Content starts

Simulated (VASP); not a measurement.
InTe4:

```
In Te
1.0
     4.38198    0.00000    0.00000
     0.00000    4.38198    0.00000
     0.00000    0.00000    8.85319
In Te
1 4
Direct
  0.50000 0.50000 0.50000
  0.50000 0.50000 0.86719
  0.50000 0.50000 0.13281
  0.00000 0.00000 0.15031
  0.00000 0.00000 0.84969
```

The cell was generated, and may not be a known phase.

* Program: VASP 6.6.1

Content ends

Task item:
Go through the records above and retype each one exactly.

Exercise answer:
Simulated (VASP); not a measurement.
InTe4:

```
In Te
1.0
     4.38198    0.00000    0.00000
     0.00000    4.38198    0.00000
     0.00000    0.00000    8.85319
In Te
1 4
Direct
  0.50000 0.50000 0.50000
  0.50000 0.50000 0.86719
  0.50000 0.50000 0.13281
  0.00000 0.00000 0.15031
  0.00000 0.00000 0.84969
```

The cell was generated, and may not be a known phase.

* Program: VASP 6.6.1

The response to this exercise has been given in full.